-=-=-=-=-

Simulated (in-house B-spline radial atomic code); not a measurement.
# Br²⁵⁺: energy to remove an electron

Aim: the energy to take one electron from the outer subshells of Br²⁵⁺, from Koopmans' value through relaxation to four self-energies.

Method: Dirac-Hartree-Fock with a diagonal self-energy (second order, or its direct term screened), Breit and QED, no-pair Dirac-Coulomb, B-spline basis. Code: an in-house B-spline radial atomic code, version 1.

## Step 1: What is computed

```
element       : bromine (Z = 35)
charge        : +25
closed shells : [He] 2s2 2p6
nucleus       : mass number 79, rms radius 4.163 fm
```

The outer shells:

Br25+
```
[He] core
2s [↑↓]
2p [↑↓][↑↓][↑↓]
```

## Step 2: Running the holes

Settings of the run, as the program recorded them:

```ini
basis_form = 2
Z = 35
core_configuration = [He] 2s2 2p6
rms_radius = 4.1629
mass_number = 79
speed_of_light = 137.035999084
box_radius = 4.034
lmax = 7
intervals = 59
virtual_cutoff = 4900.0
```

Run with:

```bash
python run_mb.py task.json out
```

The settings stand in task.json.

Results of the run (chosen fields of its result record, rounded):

-=-=-=-=-

> **Work request**
Look back at the entries above and repeat, unchanged, every line from the line holding "## Step 1: What is computed" through the line holding "The settings stand in task.json.".

> **Problem solution**
## Step 1: What is computed

```
element       : bromine (Z = 35)
charge        : +25
closed shells : [He] 2s2 2p6
nucleus       : mass number 79, rms radius 4.163 fm
```

The outer shells:

Br25+
```
[He] core
2s [↑↓]
2p [↑↓][↑↓][↑↓]
```

## Step 2: Running the holes

Settings of the run, as the program recorded them:

```ini
basis_form = 2
Z = 35
core_configuration = [He] 2s2 2p6
rms_radius = 4.1629
mass_number = 79
speed_of_light = 137.035999084
box_radius = 4.034
lmax = 7
intervals = 59
virtual_cutoff = 4900.0
```

Run with:

```bash
python run_mb.py task.json out
```

The settings stand in task.json.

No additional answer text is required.